* [Work task] All entries below must be given again exactly as they stand.

* [Given records]
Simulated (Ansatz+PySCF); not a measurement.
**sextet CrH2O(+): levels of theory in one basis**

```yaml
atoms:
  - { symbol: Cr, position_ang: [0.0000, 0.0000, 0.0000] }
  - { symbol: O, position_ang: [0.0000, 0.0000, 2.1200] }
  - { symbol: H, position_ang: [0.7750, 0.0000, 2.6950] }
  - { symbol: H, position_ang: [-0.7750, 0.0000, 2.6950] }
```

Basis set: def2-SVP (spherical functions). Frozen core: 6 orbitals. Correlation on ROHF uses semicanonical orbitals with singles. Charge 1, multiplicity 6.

* [Exercise output]
Simulated (Ansatz+PySCF); not a measurement.
**sextet CrH2O(+): levels of theory in one basis**

```yaml
atoms:
  - { symbol: Cr, position_ang: [0.0000, 0.0000, 0.0000] }
  - { symbol: O, position_ang: [0.0000, 0.0000, 2.1200] }
  - { symbol: H, position_ang: [0.7750, 0.0000, 2.6950] }
  - { symbol: H, position_ang: [-0.7750, 0.0000, 2.6950] }
```

Basis set: def2-SVP (spherical functions). Frozen core: 6 orbitals. Correlation on ROHF uses semicanonical orbitals with singles. Charge 1, multiplicity 6.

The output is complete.